*Work item*
The expected output is exactly the lines below, starting at the line with "-3.45 | -1.27 |" and ending at the line with "B3LYP takes the", both included; no other line belongs in it.

*Records supplied*
--------
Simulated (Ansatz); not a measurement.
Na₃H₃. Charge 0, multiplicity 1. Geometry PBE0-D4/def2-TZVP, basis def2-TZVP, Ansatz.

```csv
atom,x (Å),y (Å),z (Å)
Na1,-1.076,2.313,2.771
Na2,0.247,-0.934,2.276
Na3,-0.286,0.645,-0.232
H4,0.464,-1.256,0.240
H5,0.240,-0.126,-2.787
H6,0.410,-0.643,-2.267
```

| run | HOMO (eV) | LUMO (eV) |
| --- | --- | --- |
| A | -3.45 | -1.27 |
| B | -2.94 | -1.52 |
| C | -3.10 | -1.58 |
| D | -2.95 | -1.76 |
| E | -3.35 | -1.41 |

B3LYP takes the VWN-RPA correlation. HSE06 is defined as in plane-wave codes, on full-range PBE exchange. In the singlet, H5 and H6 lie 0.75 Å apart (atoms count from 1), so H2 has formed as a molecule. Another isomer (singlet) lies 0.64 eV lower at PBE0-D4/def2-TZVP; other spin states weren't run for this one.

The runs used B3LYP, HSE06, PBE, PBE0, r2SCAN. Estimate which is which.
--------

*Solution*
| A | -3.45 | -1.27 |
| B | -2.94 | -1.52 |
| C | -3.10 | -1.58 |
| D | -2.95 | -1.76 |
| E | -3.35 | -1.41 |

B3LYP takes the VWN-RPA correlation. HSE06 is defined as in plane-wave codes, on full-range PBE exchange. In the singlet, H5 and H6 lie 0.75 Å apart (atoms count from 1), so H2 has formed as a molecule. Another isomer (singlet) lies 0.64 eV lower at PBE0-D4/def2-TZVP; other spin states weren't run for this one.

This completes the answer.